Required action -
Extract every line below, verbatim.

Segment Open

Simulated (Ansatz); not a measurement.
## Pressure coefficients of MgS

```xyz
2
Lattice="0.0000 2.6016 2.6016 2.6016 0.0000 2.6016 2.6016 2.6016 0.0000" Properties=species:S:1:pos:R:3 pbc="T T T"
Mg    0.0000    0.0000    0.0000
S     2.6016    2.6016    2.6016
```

Segment Closed

Task solution -
Simulated (Ansatz); not a measurement.
## Pressure coefficients of MgS

```xyz
2
Lattice="0.0000 2.6016 2.6016 2.6016 0.0000 2.6016 2.6016 2.6016 0.0000" Properties=species:S:1:pos:R:3 pbc="T T T"
Mg    0.0000    0.0000    0.0000
S     2.6016    2.6016    2.6016
```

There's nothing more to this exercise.